◆ Data to examine
:::::
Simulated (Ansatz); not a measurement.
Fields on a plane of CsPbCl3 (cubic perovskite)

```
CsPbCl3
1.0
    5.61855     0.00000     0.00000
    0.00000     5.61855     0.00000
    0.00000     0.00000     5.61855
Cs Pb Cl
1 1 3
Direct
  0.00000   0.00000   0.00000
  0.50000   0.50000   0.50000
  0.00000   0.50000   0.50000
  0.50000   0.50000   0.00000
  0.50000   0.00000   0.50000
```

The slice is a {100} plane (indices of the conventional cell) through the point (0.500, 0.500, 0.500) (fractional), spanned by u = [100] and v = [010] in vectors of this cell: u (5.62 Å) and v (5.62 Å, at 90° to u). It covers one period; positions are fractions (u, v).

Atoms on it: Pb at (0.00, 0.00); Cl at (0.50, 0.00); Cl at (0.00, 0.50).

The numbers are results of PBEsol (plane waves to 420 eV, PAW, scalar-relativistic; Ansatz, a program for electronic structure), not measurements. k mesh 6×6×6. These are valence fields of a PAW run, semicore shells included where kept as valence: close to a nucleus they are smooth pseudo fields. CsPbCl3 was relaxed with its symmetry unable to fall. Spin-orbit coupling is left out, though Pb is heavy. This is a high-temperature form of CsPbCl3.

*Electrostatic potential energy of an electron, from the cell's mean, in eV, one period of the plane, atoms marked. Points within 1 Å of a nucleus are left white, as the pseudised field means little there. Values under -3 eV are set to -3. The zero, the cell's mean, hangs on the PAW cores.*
:::::

◆ Work instruction
All lines in the data above from the one with "The slice is" through the one with "Atoms on it: Pb" must be repeated exactly, and no others.

◆ Exercise output
The slice is a {100} plane (indices of the conventional cell) through the point (0.500, 0.500, 0.500) (fractional), spanned by u = [100] and v = [010] in vectors of this cell: u (5.62 Å) and v (5.62 Å, at 90° to u). It covers one period; positions are fractions (u, v).

Atoms on it: Pb at (0.00, 0.00); Cl at (0.50, 0.00); Cl at (0.00, 0.50).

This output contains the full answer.